#### STUDY MATERIAL:
------------------------

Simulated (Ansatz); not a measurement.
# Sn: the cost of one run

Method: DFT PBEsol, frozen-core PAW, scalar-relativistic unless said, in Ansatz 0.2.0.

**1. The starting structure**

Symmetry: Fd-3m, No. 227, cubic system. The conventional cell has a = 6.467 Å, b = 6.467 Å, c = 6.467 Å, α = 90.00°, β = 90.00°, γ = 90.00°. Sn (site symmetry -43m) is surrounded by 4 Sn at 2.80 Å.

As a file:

------------------------

#### TASK ITEM:
An exact copy of every entry above is the expected answer.

#### WRITTEN RESPONSE:
Simulated (Ansatz); not a measurement.
# Sn: the cost of one run

Method: DFT PBEsol, frozen-core PAW, scalar-relativistic unless said, in Ansatz 0.2.0.

**1. The starting structure**

Symmetry: Fd-3m, No. 227, cubic system. The conventional cell has a = 6.467 Å, b = 6.467 Å, c = 6.467 Å, α = 90.00°, β = 90.00°, γ = 90.00°. Sn (site symmetry -43m) is surrounded by 4 Sn at 2.80 Å.

As a file:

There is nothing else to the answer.